****************************************

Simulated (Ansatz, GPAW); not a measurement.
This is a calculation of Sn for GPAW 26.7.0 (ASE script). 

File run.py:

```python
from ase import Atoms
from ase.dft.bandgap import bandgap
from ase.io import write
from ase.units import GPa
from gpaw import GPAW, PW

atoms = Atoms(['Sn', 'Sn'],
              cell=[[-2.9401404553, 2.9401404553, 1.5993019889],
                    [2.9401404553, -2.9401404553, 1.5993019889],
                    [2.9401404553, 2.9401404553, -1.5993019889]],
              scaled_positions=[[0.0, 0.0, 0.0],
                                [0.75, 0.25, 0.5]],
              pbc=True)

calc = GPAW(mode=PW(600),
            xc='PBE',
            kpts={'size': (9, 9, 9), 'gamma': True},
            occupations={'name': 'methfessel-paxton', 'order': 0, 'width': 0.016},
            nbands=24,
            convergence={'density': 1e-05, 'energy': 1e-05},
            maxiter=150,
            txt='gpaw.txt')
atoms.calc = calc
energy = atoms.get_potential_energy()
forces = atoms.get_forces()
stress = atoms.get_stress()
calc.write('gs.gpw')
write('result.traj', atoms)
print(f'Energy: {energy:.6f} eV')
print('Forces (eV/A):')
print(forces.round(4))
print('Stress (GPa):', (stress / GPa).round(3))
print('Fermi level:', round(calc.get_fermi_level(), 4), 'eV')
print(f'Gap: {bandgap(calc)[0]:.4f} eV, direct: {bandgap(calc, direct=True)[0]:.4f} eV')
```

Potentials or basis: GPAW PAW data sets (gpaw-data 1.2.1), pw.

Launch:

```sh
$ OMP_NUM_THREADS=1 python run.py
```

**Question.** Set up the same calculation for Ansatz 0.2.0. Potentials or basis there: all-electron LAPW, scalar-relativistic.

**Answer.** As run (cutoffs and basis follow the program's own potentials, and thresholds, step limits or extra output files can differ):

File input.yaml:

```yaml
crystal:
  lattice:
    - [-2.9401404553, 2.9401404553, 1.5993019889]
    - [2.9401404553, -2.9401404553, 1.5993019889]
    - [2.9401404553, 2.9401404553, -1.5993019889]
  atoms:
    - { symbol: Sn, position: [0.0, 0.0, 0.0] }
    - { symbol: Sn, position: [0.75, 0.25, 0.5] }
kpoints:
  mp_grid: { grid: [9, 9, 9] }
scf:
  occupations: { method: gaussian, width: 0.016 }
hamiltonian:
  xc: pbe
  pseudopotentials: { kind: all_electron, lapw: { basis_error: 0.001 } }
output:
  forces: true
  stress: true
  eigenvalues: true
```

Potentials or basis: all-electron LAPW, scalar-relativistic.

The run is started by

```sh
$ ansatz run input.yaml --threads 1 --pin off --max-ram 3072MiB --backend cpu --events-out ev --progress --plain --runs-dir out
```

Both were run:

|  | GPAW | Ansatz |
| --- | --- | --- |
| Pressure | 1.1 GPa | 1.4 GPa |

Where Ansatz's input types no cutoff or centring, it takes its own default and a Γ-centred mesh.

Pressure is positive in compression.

****************************************

■ **Work task**: Set down, unchanged, only those lines above that fall between the line with "there: all-electron LAPW, scalar-relativistic." and the line with "GPa | 1.4 GPa |", the two end lines included.

■ **Response**:
**Question.** Set up the same calculation for Ansatz 0.2.0. Potentials or basis there: all-electron LAPW, scalar-relativistic.

**Answer.** As run (cutoffs and basis follow the program's own potentials, and thresholds, step limits or extra output files can differ):

File input.yaml:

```yaml
crystal:
  lattice:
    - [-2.9401404553, 2.9401404553, 1.5993019889]
    - [2.9401404553, -2.9401404553, 1.5993019889]
    - [2.9401404553, 2.9401404553, -1.5993019889]
  atoms:
    - { symbol: Sn, position: [0.0, 0.0, 0.0] }
    - { symbol: Sn, position: [0.75, 0.25, 0.5] }
kpoints:
  mp_grid: { grid: [9, 9, 9] }
scf:
  occupations: { method: gaussian, width: 0.016 }
hamiltonian:
  xc: pbe
  pseudopotentials: { kind: all_electron, lapw: { basis_error: 0.001 } }
output:
  forces: true
  stress: true
  eigenvalues: true
```

Potentials or basis: all-electron LAPW, scalar-relativistic.

The run is started by

```sh
$ ansatz run input.yaml --threads 1 --pin off --max-ram 3072MiB --backend cpu --events-out ev --progress --plain --runs-dir out
```

Both were run:

|  | GPAW | Ansatz |
| --- | --- | --- |
| Pressure | 1.1 GPa | 1.4 GPa |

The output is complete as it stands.